▶ DATA SECTION
┄┄┄┄┄┄┄┄┄┄┄┄┄┄┄┄┄┄┄┄
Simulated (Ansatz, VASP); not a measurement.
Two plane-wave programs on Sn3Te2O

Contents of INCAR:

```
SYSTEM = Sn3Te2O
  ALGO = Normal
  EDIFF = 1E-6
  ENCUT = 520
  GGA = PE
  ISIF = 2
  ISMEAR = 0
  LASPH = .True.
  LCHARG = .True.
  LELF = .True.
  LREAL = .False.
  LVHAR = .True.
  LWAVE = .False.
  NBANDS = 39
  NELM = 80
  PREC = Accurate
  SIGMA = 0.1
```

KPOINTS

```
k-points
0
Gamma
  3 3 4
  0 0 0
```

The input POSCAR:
┄┄┄┄┄┄┄┄┄┄┄┄┄┄┄┄┄┄┄┄

I'd like the records returned exactly as they were written, please.

▶ TASK SOLUTION
Simulated (Ansatz, VASP); not a measurement.
Two plane-wave programs on Sn3Te2O

Contents of INCAR:

```
SYSTEM = Sn3Te2O
  ALGO = Normal
  EDIFF = 1E-6
  ENCUT = 520
  GGA = PE
  ISIF = 2
  ISMEAR = 0
  LASPH = .True.
  LCHARG = .True.
  LELF = .True.
  LREAL = .False.
  LVHAR = .True.
  LWAVE = .False.
  NBANDS = 39
  NELM = 80
  PREC = Accurate
  SIGMA = 0.1
```

KPOINTS

```
k-points
0
Gamma
  3 3 4
  0 0 0
```

The input POSCAR:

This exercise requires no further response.